Start of Supplied records
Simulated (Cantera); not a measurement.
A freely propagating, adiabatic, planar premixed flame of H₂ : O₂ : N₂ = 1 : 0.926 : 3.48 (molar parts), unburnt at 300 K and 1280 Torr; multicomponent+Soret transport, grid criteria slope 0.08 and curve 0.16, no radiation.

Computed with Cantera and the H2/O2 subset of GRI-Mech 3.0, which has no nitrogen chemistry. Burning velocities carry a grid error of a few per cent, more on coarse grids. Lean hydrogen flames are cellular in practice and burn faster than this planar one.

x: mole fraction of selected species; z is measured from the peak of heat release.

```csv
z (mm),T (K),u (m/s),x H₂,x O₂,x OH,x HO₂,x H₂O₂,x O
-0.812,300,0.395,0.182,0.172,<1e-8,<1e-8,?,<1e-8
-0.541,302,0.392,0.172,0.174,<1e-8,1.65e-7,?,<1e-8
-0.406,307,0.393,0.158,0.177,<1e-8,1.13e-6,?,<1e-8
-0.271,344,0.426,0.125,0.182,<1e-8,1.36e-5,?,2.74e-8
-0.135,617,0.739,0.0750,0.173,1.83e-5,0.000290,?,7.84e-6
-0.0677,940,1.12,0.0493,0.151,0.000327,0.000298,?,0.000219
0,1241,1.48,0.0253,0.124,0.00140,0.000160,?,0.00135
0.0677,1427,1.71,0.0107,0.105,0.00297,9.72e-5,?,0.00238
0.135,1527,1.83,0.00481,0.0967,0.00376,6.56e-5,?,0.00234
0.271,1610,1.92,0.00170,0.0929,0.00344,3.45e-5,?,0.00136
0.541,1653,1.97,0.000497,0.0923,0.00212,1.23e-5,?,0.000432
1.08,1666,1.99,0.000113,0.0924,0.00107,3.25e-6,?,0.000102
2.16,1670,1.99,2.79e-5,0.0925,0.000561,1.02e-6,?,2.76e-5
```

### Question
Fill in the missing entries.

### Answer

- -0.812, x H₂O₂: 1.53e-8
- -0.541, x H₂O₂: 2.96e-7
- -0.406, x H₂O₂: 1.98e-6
End of Supplied records

• _Work instruction_
Reproduce every line of the entries above, unchanged, from the very first one down to and including the line containing "A freely propagating, adiabatic, planar".

• _Written solution_
Simulated (Cantera); not a measurement.
A freely propagating, adiabatic, planar premixed flame of H₂ : O₂ : N₂ = 1 : 0.926 : 3.48 (molar parts), unburnt at 300 K and 1280 Torr; multicomponent+Soret transport, grid criteria slope 0.08 and curve 0.16, no radiation.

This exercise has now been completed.